==== EXTRACTED INFORMATION

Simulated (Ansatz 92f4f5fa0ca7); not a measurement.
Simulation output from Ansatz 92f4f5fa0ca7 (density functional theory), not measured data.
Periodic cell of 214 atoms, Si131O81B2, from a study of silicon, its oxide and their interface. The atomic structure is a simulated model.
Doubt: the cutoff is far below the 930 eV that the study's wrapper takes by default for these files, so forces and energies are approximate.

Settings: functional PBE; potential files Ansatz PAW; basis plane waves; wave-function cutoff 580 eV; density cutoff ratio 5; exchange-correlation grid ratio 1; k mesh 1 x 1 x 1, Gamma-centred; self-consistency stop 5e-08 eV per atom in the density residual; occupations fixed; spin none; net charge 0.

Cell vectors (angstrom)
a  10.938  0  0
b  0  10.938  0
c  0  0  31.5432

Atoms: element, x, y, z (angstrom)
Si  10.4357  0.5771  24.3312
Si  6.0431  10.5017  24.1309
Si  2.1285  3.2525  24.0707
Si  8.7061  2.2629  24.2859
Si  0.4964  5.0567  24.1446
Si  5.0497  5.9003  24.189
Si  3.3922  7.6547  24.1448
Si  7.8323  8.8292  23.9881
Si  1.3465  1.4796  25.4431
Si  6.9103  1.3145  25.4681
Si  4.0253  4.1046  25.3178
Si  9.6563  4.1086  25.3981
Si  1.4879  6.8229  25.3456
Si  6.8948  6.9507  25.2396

========

The full set of entries above should be given again exactly.

Simulated (Ansatz 92f4f5fa0ca7); not a measurement.
Simulation output from Ansatz 92f4f5fa0ca7 (density functional theory), not measured data.
Periodic cell of 214 atoms, Si131O81B2, from a study of silicon, its oxide and their interface. The atomic structure is a simulated model.
Doubt: the cutoff is far below the 930 eV that the study's wrapper takes by default for these files, so forces and energies are approximate.

Settings: functional PBE; potential files Ansatz PAW; basis plane waves; wave-function cutoff 580 eV; density cutoff ratio 5; exchange-correlation grid ratio 1; k mesh 1 x 1 x 1, Gamma-centred; self-consistency stop 5e-08 eV per atom in the density residual; occupations fixed; spin none; net charge 0.

Cell vectors (angstrom)
a  10.938  0  0
b  0  10.938  0
c  0  0  31.5432

Atoms: element, x, y, z (angstrom)
Si  10.4357  0.5771  24.3312
Si  6.0431  10.5017  24.1309
Si  2.1285  3.2525  24.0707
Si  8.7061  2.2629  24.2859
Si  0.4964  5.0567  24.1446
Si  5.0497  5.9003  24.189
Si  3.3922  7.6547  24.1448
Si  7.8323  8.8292  23.9881
Si  1.3465  1.4796  25.4431
Si  6.9103  1.3145  25.4681
Si  4.0253  4.1046  25.3178
Si  9.6563  4.1086  25.3981
Si  1.4879  6.8229  25.3456
Si  6.8948  6.9507  25.2396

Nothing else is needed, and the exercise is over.